__WORK INSTRUCTION__
Restate verbatim the span of lines below between the line with "BaS (rock salt, Fm-3m), a" and the line with "The cell was", including those two lines, and only that span.

%%

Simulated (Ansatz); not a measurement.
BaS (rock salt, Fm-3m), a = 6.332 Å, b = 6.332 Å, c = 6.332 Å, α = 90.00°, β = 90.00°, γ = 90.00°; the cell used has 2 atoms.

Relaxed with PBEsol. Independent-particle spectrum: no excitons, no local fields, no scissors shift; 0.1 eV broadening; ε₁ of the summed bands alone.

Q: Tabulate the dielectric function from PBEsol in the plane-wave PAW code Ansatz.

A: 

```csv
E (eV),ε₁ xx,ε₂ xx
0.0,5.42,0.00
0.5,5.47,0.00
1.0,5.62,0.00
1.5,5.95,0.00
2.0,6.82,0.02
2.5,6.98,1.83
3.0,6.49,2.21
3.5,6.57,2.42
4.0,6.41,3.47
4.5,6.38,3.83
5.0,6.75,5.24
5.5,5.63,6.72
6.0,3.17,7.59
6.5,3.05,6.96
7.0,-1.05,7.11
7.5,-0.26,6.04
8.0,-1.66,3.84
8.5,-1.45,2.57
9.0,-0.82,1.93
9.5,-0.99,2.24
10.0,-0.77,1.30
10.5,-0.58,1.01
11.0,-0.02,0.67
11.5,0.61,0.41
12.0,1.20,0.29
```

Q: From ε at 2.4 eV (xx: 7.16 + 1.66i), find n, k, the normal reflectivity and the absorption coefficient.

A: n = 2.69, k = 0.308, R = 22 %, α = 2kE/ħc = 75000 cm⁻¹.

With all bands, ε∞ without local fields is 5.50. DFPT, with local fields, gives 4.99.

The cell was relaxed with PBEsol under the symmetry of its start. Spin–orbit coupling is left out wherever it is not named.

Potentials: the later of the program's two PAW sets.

%%

__WRITTEN SOLUTION__
BaS (rock salt, Fm-3m), a = 6.332 Å, b = 6.332 Å, c = 6.332 Å, α = 90.00°, β = 90.00°, γ = 90.00°; the cell used has 2 atoms.

Relaxed with PBEsol. Independent-particle spectrum: no excitons, no local fields, no scissors shift; 0.1 eV broadening; ε₁ of the summed bands alone.

Q: Tabulate the dielectric function from PBEsol in the plane-wave PAW code Ansatz.

A: 

```csv
E (eV),ε₁ xx,ε₂ xx
0.0,5.42,0.00
0.5,5.47,0.00
1.0,5.62,0.00
1.5,5.95,0.00
2.0,6.82,0.02
2.5,6.98,1.83
3.0,6.49,2.21
3.5,6.57,2.42
4.0,6.41,3.47
4.5,6.38,3.83
5.0,6.75,5.24
5.5,5.63,6.72
6.0,3.17,7.59
6.5,3.05,6.96
7.0,-1.05,7.11
7.5,-0.26,6.04
8.0,-1.66,3.84
8.5,-1.45,2.57
9.0,-0.82,1.93
9.5,-0.99,2.24
10.0,-0.77,1.30
10.5,-0.58,1.01
11.0,-0.02,0.67
11.5,0.61,0.41
12.0,1.20,0.29
```

Q: From ε at 2.4 eV (xx: 7.16 + 1.66i), find n, k, the normal reflectivity and the absorption coefficient.

A: n = 2.69, k = 0.308, R = 22 %, α = 2kE/ħc = 75000 cm⁻¹.

With all bands, ε∞ without local fields is 5.50. DFPT, with local fields, gives 4.99.

The cell was relaxed with PBEsol under the symmetry of its start. Spin–orbit coupling is left out wherever it is not named.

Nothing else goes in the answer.